═════ Exercise data ═════
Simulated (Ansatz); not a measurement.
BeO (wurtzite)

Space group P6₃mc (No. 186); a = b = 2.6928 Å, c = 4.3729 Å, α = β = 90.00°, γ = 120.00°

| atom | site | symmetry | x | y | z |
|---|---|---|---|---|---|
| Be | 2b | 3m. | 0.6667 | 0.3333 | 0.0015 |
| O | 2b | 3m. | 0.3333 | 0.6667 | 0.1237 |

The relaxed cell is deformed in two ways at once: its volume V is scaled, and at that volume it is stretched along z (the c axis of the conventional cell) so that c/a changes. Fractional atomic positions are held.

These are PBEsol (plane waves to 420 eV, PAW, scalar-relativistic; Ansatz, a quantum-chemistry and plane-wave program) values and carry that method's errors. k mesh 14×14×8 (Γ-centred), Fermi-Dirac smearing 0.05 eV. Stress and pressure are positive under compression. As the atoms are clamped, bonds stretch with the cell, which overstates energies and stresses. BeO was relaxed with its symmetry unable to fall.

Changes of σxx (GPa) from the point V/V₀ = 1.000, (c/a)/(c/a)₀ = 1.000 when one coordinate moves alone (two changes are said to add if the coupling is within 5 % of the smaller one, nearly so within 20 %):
═════

● **Requirement**
Return exactly the leading lines of the listing, stopping after the line in which "These are PBEsol" occurs.

● **Written response**
Simulated (Ansatz); not a measurement.
BeO (wurtzite)

Space group P6₃mc (No. 186); a = b = 2.6928 Å, c = 4.3729 Å, α = β = 90.00°, γ = 120.00°

| atom | site | symmetry | x | y | z |
|---|---|---|---|---|---|
| Be | 2b | 3m. | 0.6667 | 0.3333 | 0.0015 |
| O | 2b | 3m. | 0.3333 | 0.6667 | 0.1237 |

The relaxed cell is deformed in two ways at once: its volume V is scaled, and at that volume it is stretched along z (the c axis of the conventional cell) so that c/a changes. Fractional atomic positions are held.

These are PBEsol (plane waves to 420 eV, PAW, scalar-relativistic; Ansatz, a quantum-chemistry and plane-wave program) values and carry that method's errors. k mesh 14×14×8 (Γ-centred), Fermi-Dirac smearing 0.05 eV. Stress and pressure are positive under compression. As the atoms are clamped, bonds stretch with the cell, which overstates energies and stresses. BeO was relaxed with its symmetry unable to fall.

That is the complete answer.